**Task item**
Would you set down every line of the data below exactly as it reads?

▼▼▼

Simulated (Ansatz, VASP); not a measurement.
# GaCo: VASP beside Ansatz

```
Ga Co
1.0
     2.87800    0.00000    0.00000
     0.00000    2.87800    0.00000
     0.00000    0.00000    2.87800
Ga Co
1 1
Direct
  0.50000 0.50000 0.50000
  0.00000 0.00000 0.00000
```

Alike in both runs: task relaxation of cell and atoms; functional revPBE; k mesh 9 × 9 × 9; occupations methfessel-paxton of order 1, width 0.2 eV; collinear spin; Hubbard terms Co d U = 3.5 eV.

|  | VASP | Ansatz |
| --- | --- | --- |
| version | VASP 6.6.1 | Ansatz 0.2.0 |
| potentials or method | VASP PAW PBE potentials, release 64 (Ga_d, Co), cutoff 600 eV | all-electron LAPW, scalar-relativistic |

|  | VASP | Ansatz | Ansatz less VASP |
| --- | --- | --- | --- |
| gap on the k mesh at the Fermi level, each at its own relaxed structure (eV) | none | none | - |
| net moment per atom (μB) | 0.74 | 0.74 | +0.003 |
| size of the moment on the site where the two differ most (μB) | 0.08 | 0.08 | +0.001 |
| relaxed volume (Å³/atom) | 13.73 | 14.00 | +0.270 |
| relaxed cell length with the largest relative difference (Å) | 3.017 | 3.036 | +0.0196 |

▲▲▲

**Exercise result**
Simulated (Ansatz, VASP); not a measurement.
# GaCo: VASP beside Ansatz

```
Ga Co
1.0
     2.87800    0.00000    0.00000
     0.00000    2.87800    0.00000
     0.00000    0.00000    2.87800
Ga Co
1 1
Direct
  0.50000 0.50000 0.50000
  0.00000 0.00000 0.00000
```

Alike in both runs: task relaxation of cell and atoms; functional revPBE; k mesh 9 × 9 × 9; occupations methfessel-paxton of order 1, width 0.2 eV; collinear spin; Hubbard terms Co d U = 3.5 eV.

|  | VASP | Ansatz |
| --- | --- | --- |
| version | VASP 6.6.1 | Ansatz 0.2.0 |
| potentials or method | VASP PAW PBE potentials, release 64 (Ga_d, Co), cutoff 600 eV | all-electron LAPW, scalar-relativistic |

|  | VASP | Ansatz | Ansatz less VASP |
| --- | --- | --- | --- |
| gap on the k mesh at the Fermi level, each at its own relaxed structure (eV) | none | none | - |
| net moment per atom (μB) | 0.74 | 0.74 | +0.003 |
| size of the moment on the site where the two differ most (μB) | 0.08 | 0.08 | +0.001 |
| relaxed volume (Å³/atom) | 13.73 | 14.00 | +0.270 |
| relaxed cell length with the largest relative difference (Å) | 3.017 | 3.036 | +0.0196 |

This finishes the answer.